---+---
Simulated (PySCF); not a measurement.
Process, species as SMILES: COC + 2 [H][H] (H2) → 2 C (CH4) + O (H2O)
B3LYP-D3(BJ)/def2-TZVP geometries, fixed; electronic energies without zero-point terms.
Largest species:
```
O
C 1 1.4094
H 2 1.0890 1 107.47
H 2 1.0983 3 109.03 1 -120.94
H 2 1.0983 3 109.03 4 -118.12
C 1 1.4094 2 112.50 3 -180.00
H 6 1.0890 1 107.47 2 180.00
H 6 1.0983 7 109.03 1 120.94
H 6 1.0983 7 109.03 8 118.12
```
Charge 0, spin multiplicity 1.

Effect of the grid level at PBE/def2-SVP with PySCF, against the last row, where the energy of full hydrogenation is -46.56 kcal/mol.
---+---

Activity
Nothing but an exact copy of the lines from the first one above through the line holding "Charge 0, spin multiplicity 1." should be returned.

Written response
Simulated (PySCF); not a measurement.
Process, species as SMILES: COC + 2 [H][H] (H2) → 2 C (CH4) + O (H2O)
B3LYP-D3(BJ)/def2-TZVP geometries, fixed; electronic energies without zero-point terms.
Largest species:
```
O
C 1 1.4094
H 2 1.0890 1 107.47
H 2 1.0983 3 109.03 1 -120.94
H 2 1.0983 3 109.03 4 -118.12
C 1 1.4094 2 112.50 3 -180.00
H 6 1.0890 1 107.47 2 180.00
H 6 1.0983 7 109.03 1 120.94
H 6 1.0983 7 109.03 8 118.12
```
Charge 0, spin multiplicity 1.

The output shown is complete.